__Dataset extract__.
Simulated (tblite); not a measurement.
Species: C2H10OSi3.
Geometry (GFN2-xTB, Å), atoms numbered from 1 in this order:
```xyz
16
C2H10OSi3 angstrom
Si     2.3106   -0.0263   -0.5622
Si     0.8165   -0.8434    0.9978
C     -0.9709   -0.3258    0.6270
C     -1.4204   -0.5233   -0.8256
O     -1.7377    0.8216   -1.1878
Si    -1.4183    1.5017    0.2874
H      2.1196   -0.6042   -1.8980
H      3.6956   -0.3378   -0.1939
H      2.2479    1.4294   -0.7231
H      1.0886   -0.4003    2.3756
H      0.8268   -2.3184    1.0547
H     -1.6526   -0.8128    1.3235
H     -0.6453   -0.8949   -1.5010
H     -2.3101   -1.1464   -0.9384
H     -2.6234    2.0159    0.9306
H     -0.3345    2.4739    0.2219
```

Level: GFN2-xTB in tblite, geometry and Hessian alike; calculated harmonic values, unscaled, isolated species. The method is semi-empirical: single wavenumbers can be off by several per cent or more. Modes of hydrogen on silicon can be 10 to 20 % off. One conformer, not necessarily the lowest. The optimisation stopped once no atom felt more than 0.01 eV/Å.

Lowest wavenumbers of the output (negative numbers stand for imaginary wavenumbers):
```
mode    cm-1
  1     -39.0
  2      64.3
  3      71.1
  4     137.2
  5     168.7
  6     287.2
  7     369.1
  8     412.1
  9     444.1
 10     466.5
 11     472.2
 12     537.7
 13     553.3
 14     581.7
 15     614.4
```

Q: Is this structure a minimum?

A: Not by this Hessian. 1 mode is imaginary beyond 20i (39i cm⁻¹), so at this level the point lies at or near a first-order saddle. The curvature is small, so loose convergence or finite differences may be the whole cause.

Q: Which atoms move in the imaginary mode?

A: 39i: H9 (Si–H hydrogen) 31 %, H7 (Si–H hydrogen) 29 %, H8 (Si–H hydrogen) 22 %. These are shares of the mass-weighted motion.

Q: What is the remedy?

__Work order__.
Please print the lines from the start of the records up to and including the line with "A: 39i: H9 (Si–H", copying each one exactly and leaving out the rest.

__Exercise answer__.
Simulated (tblite); not a measurement.
Species: C2H10OSi3.
Geometry (GFN2-xTB, Å), atoms numbered from 1 in this order:
```xyz
16
C2H10OSi3 angstrom
Si     2.3106   -0.0263   -0.5622
Si     0.8165   -0.8434    0.9978
C     -0.9709   -0.3258    0.6270
C     -1.4204   -0.5233   -0.8256
O     -1.7377    0.8216   -1.1878
Si    -1.4183    1.5017    0.2874
H      2.1196   -0.6042   -1.8980
H      3.6956   -0.3378   -0.1939
H      2.2479    1.4294   -0.7231
H      1.0886   -0.4003    2.3756
H      0.8268   -2.3184    1.0547
H     -1.6526   -0.8128    1.3235
H     -0.6453   -0.8949   -1.5010
H     -2.3101   -1.1464   -0.9384
H     -2.6234    2.0159    0.9306
H     -0.3345    2.4739    0.2219
```

Level: GFN2-xTB in tblite, geometry and Hessian alike; calculated harmonic values, unscaled, isolated species. The method is semi-empirical: single wavenumbers can be off by several per cent or more. Modes of hydrogen on silicon can be 10 to 20 % off. One conformer, not necessarily the lowest. The optimisation stopped once no atom felt more than 0.01 eV/Å.

Lowest wavenumbers of the output (negative numbers stand for imaginary wavenumbers):
```
mode    cm-1
  1     -39.0
  2      64.3
  3      71.1
  4     137.2
  5     168.7
  6     287.2
  7     369.1
  8     412.1
  9     444.1
 10     466.5
 11     472.2
 12     537.7
 13     553.3
 14     581.7
 15     614.4
```

Q: Is this structure a minimum?

A: Not by this Hessian. 1 mode is imaginary beyond 20i (39i cm⁻¹), so at this level the point lies at or near a first-order saddle. The curvature is small, so loose convergence or finite differences may be the whole cause.

Q: Which atoms move in the imaginary mode?

A: 39i: H9 (Si–H hydrogen) 31 %, H7 (Si–H hydrogen) 29 %, H8 (Si–H hydrogen) 22 %. These are shares of the mass-weighted motion.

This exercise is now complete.